****************************************

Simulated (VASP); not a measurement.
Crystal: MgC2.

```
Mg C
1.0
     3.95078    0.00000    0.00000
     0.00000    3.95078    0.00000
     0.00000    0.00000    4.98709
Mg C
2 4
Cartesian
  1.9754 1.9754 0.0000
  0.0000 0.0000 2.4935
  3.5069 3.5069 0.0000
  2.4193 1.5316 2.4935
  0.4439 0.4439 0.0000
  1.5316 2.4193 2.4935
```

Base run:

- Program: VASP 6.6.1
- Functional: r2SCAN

****************************************

**WORK INSTRUCTION:**
Your response must repeat the entries above exactly, in full.

**EXERCISE RESULT:**
Simulated (VASP); not a measurement.
Crystal: MgC2.

```
Mg C
1.0
     3.95078    0.00000    0.00000
     0.00000    3.95078    0.00000
     0.00000    0.00000    4.98709
Mg C
2 4
Cartesian
  1.9754 1.9754 0.0000
  0.0000 0.0000 2.4935
  3.5069 3.5069 0.0000
  2.4193 1.5316 2.4935
  0.4439 0.4439 0.0000
  1.5316 2.4193 2.4935
```

Base run:

- Program: VASP 6.6.1
- Functional: r2SCAN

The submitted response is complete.